_Extracted data_.
_ _ _ _
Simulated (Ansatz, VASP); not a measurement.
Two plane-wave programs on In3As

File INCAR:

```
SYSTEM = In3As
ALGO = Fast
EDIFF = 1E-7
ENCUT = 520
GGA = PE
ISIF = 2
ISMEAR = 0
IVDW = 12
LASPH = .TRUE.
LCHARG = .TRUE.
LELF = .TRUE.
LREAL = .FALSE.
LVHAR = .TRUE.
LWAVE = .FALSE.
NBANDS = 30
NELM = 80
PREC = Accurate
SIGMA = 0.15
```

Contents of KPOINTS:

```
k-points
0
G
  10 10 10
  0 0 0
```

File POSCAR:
_ _ _ _

Write out all the records above one more time, exactly.

Simulated (Ansatz, VASP); not a measurement.
Two plane-wave programs on In3As

File INCAR:

```
SYSTEM = In3As
ALGO = Fast
EDIFF = 1E-7
ENCUT = 520
GGA = PE
ISIF = 2
ISMEAR = 0
IVDW = 12
LASPH = .TRUE.
LCHARG = .TRUE.
LELF = .TRUE.
LREAL = .FALSE.
LVHAR = .TRUE.
LWAVE = .FALSE.
NBANDS = 30
NELM = 80
PREC = Accurate
SIGMA = 0.15
```

Contents of KPOINTS:

```
k-points
0
G
  10 10 10
  0 0 0
```

File POSCAR:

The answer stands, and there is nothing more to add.